→ **REQUIREMENT**:
In the records below, begin at the line that has "Alike in all" and stop after the line that has "A k mesh can"; quote those lines verbatim and nothing more.

::: EXERCISE DATA

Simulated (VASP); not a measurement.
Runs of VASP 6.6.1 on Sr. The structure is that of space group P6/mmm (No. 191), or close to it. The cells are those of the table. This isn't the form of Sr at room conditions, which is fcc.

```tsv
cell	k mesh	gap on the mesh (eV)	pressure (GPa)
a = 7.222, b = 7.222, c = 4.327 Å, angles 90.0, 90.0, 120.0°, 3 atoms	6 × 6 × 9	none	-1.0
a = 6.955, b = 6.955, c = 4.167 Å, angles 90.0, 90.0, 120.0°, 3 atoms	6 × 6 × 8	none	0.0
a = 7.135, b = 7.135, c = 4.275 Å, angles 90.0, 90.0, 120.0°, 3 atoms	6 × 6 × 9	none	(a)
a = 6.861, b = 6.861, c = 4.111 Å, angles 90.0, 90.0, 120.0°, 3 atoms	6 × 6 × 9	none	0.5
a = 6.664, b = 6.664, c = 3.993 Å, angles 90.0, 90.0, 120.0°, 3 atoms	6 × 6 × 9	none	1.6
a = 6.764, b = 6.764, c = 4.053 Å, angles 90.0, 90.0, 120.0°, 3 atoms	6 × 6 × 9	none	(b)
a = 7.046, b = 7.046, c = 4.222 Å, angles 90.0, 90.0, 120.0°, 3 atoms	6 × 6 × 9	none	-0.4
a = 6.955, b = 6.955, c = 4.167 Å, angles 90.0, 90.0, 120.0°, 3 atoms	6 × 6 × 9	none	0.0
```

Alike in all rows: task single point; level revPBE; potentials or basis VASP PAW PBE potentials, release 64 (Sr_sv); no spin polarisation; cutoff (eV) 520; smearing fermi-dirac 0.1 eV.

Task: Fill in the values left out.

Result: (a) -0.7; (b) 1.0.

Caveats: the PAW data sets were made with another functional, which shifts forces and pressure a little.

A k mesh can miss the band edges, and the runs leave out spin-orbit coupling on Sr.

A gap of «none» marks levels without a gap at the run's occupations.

::::::

→ **WRITTEN ANSWER**:
Alike in all rows: task single point; level revPBE; potentials or basis VASP PAW PBE potentials, release 64 (Sr_sv); no spin polarisation; cutoff (eV) 520; smearing fermi-dirac 0.1 eV.

Task: Fill in the values left out.

Result: (a) -0.7; (b) 1.0.

Caveats: the PAW data sets were made with another functional, which shifts forces and pressure a little.

A k mesh can miss the band edges, and the runs leave out spin-orbit coupling on Sr.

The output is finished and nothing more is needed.